[Opening Source data section]

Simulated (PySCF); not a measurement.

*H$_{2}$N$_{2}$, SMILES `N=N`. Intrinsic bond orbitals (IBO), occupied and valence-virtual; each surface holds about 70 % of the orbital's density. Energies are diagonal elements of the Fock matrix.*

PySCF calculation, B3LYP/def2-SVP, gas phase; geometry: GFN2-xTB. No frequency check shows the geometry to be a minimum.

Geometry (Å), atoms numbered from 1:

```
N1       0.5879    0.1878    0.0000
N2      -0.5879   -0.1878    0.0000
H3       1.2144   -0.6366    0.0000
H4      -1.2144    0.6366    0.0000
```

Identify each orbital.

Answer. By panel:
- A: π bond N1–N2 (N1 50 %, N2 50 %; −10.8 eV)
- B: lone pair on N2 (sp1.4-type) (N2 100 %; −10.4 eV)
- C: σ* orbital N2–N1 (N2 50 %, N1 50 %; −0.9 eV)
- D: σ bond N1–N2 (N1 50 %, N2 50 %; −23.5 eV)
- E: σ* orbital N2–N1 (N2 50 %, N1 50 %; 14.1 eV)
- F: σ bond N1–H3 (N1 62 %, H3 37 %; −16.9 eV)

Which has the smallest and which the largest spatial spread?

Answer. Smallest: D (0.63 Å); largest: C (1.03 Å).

[Closing Source data section]

**Work item**
In the entries above, find the line holding "Geometry (Å), atoms" and the line holding "Which has the", then retype exactly those two lines and every line between them, and nothing else.

**Reply**
Geometry (Å), atoms numbered from 1:

```
N1       0.5879    0.1878    0.0000
N2      -0.5879   -0.1878    0.0000
H3       1.2144   -0.6366    0.0000
H4      -1.2144    0.6366    0.0000
```

Identify each orbital.

Answer. By panel:
- A: π bond N1–N2 (N1 50 %, N2 50 %; −10.8 eV)
- B: lone pair on N2 (sp1.4-type) (N2 100 %; −10.4 eV)
- C: σ* orbital N2–N1 (N2 50 %, N1 50 %; −0.9 eV)
- D: σ bond N1–N2 (N1 50 %, N2 50 %; −23.5 eV)
- E: σ* orbital N2–N1 (N2 50 %, N1 50 %; 14.1 eV)
- F: σ bond N1–H3 (N1 62 %, H3 37 %; −16.9 eV)

Which has the smallest and which the largest spatial spread?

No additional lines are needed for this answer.